Exercise
Please copy the leading lines of the entries below exactly, concluding with the line in which "Where does the relaxation end?" occurs.

Supplied material
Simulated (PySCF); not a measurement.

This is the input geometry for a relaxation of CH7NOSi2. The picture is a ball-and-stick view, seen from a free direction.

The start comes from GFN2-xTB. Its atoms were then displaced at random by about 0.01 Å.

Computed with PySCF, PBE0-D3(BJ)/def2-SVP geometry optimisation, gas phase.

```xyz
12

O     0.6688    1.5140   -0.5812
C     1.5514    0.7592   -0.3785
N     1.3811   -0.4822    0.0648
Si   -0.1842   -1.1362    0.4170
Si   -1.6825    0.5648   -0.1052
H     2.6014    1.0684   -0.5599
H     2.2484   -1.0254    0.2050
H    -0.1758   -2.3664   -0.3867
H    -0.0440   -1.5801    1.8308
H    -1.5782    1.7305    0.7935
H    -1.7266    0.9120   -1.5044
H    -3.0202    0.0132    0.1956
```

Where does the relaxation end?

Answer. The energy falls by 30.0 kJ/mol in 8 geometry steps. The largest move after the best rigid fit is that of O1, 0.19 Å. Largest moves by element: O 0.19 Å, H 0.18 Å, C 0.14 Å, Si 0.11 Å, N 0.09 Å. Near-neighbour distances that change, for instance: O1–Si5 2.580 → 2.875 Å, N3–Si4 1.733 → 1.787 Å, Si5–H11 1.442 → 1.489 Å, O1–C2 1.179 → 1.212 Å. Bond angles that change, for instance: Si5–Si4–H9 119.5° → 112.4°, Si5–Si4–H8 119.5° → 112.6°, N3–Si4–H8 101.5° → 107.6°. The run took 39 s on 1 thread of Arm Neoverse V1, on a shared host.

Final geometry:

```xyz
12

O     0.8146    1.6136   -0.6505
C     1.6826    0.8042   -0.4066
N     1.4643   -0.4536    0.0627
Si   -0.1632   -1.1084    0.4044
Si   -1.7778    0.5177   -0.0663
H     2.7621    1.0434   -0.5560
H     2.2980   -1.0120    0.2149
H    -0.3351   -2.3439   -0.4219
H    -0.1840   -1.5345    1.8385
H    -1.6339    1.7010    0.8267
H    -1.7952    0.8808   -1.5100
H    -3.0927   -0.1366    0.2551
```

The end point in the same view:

Result
Simulated (PySCF); not a measurement.

This is the input geometry for a relaxation of CH7NOSi2. The picture is a ball-and-stick view, seen from a free direction.

The start comes from GFN2-xTB. Its atoms were then displaced at random by about 0.01 Å.

Computed with PySCF, PBE0-D3(BJ)/def2-SVP geometry optimisation, gas phase.

```xyz
12

O     0.6688    1.5140   -0.5812
C     1.5514    0.7592   -0.3785
N     1.3811   -0.4822    0.0648
Si   -0.1842   -1.1362    0.4170
Si   -1.6825    0.5648   -0.1052
H     2.6014    1.0684   -0.5599
H     2.2484   -1.0254    0.2050
H    -0.1758   -2.3664   -0.3867
H    -0.0440   -1.5801    1.8308
H    -1.5782    1.7305    0.7935
H    -1.7266    0.9120   -1.5044
H    -3.0202    0.0132    0.1956
```

Where does the relaxation end?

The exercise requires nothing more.